REQUIRED ACTION:
Please retype all of the following entries exactly.

RECORDED DATA:
◇ ◇ ◇ ◇ ◇

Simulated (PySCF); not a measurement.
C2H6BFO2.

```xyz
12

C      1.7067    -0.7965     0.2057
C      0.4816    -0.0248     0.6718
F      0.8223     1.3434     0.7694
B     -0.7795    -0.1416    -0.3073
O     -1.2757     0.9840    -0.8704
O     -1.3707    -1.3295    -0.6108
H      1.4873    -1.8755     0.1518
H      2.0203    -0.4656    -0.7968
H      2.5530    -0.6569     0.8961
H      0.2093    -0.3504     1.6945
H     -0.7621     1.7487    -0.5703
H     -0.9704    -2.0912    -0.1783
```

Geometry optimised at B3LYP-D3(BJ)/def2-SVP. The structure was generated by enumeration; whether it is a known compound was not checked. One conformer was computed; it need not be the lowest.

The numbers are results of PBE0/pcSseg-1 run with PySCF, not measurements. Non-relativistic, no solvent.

◇ ◇ ◇ ◇ ◇

TASK RESULT:
Simulated (PySCF); not a measurement.
C2H6BFO2.

```xyz
12

C      1.7067    -0.7965     0.2057
C      0.4816    -0.0248     0.6718
F      0.8223     1.3434     0.7694
B     -0.7795    -0.1416    -0.3073
O     -1.2757     0.9840    -0.8704
O     -1.3707    -1.3295    -0.6108
H      1.4873    -1.8755     0.1518
H      2.0203    -0.4656    -0.7968
H      2.5530    -0.6569     0.8961
H      0.2093    -0.3504     1.6945
H     -0.7621     1.7487    -0.5703
H     -0.9704    -2.0912    -0.1783
```

Geometry optimised at B3LYP-D3(BJ)/def2-SVP. The structure was generated by enumeration; whether it is a known compound was not checked. One conformer was computed; it need not be the lowest.

The numbers are results of PBE0/pcSseg-1 run with PySCF, not measurements. Non-relativistic, no solvent.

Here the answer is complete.